▶ Task item: Each record is to be printed exactly as given, down to the last mark.

- Opening Delimiter -

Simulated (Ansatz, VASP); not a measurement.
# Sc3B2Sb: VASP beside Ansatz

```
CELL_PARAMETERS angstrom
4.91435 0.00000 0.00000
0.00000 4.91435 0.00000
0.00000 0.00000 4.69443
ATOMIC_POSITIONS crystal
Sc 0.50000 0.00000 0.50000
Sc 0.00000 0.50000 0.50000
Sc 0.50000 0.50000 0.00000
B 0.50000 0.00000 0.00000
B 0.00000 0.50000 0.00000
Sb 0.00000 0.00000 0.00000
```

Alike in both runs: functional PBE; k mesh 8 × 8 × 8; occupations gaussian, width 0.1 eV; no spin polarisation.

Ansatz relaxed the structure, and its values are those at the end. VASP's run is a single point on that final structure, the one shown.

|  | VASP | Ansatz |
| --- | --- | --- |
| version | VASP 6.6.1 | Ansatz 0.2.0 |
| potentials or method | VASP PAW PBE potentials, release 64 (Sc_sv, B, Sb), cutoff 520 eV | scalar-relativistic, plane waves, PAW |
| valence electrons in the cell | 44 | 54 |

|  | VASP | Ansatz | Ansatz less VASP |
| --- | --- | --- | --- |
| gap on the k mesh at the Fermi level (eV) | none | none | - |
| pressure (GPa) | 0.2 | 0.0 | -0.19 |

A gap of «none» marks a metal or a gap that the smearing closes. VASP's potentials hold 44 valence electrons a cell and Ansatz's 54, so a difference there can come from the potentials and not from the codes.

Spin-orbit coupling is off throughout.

- Closing Delimiter -

▶ Answer space:
Simulated (Ansatz, VASP); not a measurement.
# Sc3B2Sb: VASP beside Ansatz

```
CELL_PARAMETERS angstrom
4.91435 0.00000 0.00000
0.00000 4.91435 0.00000
0.00000 0.00000 4.69443
ATOMIC_POSITIONS crystal
Sc 0.50000 0.00000 0.50000
Sc 0.00000 0.50000 0.50000
Sc 0.50000 0.50000 0.00000
B 0.50000 0.00000 0.00000
B 0.00000 0.50000 0.00000
Sb 0.00000 0.00000 0.00000
```

Alike in both runs: functional PBE; k mesh 8 × 8 × 8; occupations gaussian, width 0.1 eV; no spin polarisation.

Ansatz relaxed the structure, and its values are those at the end. VASP's run is a single point on that final structure, the one shown.

|  | VASP | Ansatz |
| --- | --- | --- |
| version | VASP 6.6.1 | Ansatz 0.2.0 |
| potentials or method | VASP PAW PBE potentials, release 64 (Sc_sv, B, Sb), cutoff 520 eV | scalar-relativistic, plane waves, PAW |
| valence electrons in the cell | 44 | 54 |

|  | VASP | Ansatz | Ansatz less VASP |
| --- | --- | --- | --- |
| gap on the k mesh at the Fermi level (eV) | none | none | - |
| pressure (GPa) | 0.2 | 0.0 | -0.19 |

A gap of «none» marks a metal or a gap that the smearing closes. VASP's potentials hold 44 valence electrons a cell and Ansatz's 54, so a difference there can come from the potentials and not from the codes.

Spin-orbit coupling is off throughout.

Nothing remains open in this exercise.